::::

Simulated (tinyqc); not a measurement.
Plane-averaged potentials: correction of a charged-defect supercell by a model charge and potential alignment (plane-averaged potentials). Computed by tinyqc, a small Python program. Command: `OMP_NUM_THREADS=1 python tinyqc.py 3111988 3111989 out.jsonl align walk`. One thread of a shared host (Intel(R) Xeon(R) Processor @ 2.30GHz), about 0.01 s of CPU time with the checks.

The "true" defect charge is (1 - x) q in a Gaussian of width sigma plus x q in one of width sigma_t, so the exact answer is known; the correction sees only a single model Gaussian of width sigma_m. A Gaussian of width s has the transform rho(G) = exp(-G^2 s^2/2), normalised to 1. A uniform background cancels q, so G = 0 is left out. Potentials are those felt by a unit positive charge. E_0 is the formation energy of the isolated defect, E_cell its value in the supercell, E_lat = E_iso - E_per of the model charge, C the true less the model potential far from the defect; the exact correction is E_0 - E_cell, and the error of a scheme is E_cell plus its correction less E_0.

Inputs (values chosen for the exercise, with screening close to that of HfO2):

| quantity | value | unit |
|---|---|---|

::::

Given the data above, transcribe exactly the lines from the one containing "Plane-averaged potentials: correction" down to the one containing "value | unit |", and no others.

Response area:
Plane-averaged potentials: correction of a charged-defect supercell by a model charge and potential alignment (plane-averaged potentials). Computed by tinyqc, a small Python program. Command: `OMP_NUM_THREADS=1 python tinyqc.py 3111988 3111989 out.jsonl align walk`. One thread of a shared host (Intel(R) Xeon(R) Processor @ 2.30GHz), about 0.01 s of CPU time with the checks.

The "true" defect charge is (1 - x) q in a Gaussian of width sigma plus x q in one of width sigma_t, so the exact answer is known; the correction sees only a single model Gaussian of width sigma_m. A Gaussian of width s has the transform rho(G) = exp(-G^2 s^2/2), normalised to 1. A uniform background cancels q, so G = 0 is left out. Potentials are those felt by a unit positive charge. E_0 is the formation energy of the isolated defect, E_cell its value in the supercell, E_lat = E_iso - E_per of the model charge, C the true less the model potential far from the defect; the exact correction is E_0 - E_cell, and the error of a scheme is E_cell plus its correction less E_0.

Inputs (values chosen for the exercise, with screening close to that of HfO2):

| quantity | value | unit |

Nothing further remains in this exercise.